Assignment
Please return the whole listing, character for character.

Listed records
● ● ● ● ●

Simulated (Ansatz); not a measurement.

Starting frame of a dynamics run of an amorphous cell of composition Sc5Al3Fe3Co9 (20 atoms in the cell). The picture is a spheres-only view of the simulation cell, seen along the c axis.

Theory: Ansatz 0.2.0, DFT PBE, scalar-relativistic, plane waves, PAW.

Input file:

● ● ● ● ●

Exercise answer
Simulated (Ansatz); not a measurement.

Starting frame of a dynamics run of an amorphous cell of composition Sc5Al3Fe3Co9 (20 atoms in the cell). The picture is a spheres-only view of the simulation cell, seen along the c axis.

Theory: Ansatz 0.2.0, DFT PBE, scalar-relativistic, plane waves, PAW.

Input file:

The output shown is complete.